### Dataset
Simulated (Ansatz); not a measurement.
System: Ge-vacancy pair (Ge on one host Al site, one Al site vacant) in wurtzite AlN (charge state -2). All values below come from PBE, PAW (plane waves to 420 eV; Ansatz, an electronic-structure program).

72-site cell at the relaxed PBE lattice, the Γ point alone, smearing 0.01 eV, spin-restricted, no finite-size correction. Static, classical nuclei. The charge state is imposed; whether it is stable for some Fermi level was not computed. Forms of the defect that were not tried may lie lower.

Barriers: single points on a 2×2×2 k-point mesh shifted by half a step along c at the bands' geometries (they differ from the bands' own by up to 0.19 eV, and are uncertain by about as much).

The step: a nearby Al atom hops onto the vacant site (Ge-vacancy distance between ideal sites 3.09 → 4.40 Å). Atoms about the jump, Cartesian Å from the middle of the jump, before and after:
######

* _Work task_: Beginning with the very first line of the material above, give each line again exactly, ending with the line that contains "Barriers: single points".

* _Problem solution_:
Simulated (Ansatz); not a measurement.
System: Ge-vacancy pair (Ge on one host Al site, one Al site vacant) in wurtzite AlN (charge state -2). All values below come from PBE, PAW (plane waves to 420 eV; Ansatz, an electronic-structure program).

72-site cell at the relaxed PBE lattice, the Γ point alone, smearing 0.01 eV, spin-restricted, no finite-size correction. Static, classical nuclei. The charge state is imposed; whether it is stable for some Fermi level was not computed. Forms of the defect that were not tried may lie lower.

Barriers: single points on a 2×2×2 k-point mesh shifted by half a step along c at the bands' geometries (they differ from the bands' own by up to 0.19 eV, and are uncertain by about as much).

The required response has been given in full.